» **ACTION ITEM**
Repeat exactly the lines from the start of the material below up to and including the "This cell differs" line.

--------
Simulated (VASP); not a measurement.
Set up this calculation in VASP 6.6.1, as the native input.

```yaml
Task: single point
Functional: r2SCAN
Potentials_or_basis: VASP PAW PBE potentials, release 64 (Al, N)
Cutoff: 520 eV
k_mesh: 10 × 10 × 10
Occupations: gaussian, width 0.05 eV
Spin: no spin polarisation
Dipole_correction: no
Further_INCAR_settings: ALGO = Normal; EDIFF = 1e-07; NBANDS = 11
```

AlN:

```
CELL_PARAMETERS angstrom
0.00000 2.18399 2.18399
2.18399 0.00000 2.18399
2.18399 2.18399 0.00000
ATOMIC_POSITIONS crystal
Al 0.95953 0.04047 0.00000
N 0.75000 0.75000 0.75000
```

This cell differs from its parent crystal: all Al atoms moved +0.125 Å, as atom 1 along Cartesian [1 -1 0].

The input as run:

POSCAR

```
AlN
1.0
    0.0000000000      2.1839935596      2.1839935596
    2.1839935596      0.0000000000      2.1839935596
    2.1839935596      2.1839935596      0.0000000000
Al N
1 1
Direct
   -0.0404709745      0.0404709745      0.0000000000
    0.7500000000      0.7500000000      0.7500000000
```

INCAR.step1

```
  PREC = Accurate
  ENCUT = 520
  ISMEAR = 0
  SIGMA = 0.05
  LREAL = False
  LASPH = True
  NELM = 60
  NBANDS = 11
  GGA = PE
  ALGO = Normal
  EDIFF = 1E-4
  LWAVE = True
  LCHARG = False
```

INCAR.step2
--------

» **ANSWER SECTION**
Simulated (VASP); not a measurement.
Set up this calculation in VASP 6.6.1, as the native input.

```yaml
Task: single point
Functional: r2SCAN
Potentials_or_basis: VASP PAW PBE potentials, release 64 (Al, N)
Cutoff: 520 eV
k_mesh: 10 × 10 × 10
Occupations: gaussian, width 0.05 eV
Spin: no spin polarisation
Dipole_correction: no
Further_INCAR_settings: ALGO = Normal; EDIFF = 1e-07; NBANDS = 11
```

AlN:

```
CELL_PARAMETERS angstrom
0.00000 2.18399 2.18399
2.18399 0.00000 2.18399
2.18399 2.18399 0.00000
ATOMIC_POSITIONS crystal
Al 0.95953 0.04047 0.00000
N 0.75000 0.75000 0.75000
```

This cell differs from its parent crystal: all Al atoms moved +0.125 Å, as atom 1 along Cartesian [1 -1 0].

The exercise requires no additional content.